### Assigned task
Please restate the data that follows, leaving every word in place.

### Provided material
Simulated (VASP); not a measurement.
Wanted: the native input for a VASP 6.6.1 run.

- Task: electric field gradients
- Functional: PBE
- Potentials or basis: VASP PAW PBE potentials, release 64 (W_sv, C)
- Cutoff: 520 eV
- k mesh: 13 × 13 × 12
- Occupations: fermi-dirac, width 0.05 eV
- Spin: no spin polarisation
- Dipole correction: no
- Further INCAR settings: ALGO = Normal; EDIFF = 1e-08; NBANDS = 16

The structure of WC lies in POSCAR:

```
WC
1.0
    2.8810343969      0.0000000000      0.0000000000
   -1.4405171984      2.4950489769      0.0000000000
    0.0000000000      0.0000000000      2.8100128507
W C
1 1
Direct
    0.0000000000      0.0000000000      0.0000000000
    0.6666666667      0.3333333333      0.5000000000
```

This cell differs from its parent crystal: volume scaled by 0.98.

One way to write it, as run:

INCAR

### Solution
Simulated (VASP); not a measurement.
Wanted: the native input for a VASP 6.6.1 run.

- Task: electric field gradients
- Functional: PBE
- Potentials or basis: VASP PAW PBE potentials, release 64 (W_sv, C)
- Cutoff: 520 eV
- k mesh: 13 × 13 × 12
- Occupations: fermi-dirac, width 0.05 eV
- Spin: no spin polarisation
- Dipole correction: no
- Further INCAR settings: ALGO = Normal; EDIFF = 1e-08; NBANDS = 16

The structure of WC lies in POSCAR:

```
WC
1.0
    2.8810343969      0.0000000000      0.0000000000
   -1.4405171984      2.4950489769      0.0000000000
    0.0000000000      0.0000000000      2.8100128507
W C
1 1
Direct
    0.0000000000      0.0000000000      0.0000000000
    0.6666666667      0.3333333333      0.5000000000
```

This cell differs from its parent crystal: volume scaled by 0.98.

One way to write it, as run:

INCAR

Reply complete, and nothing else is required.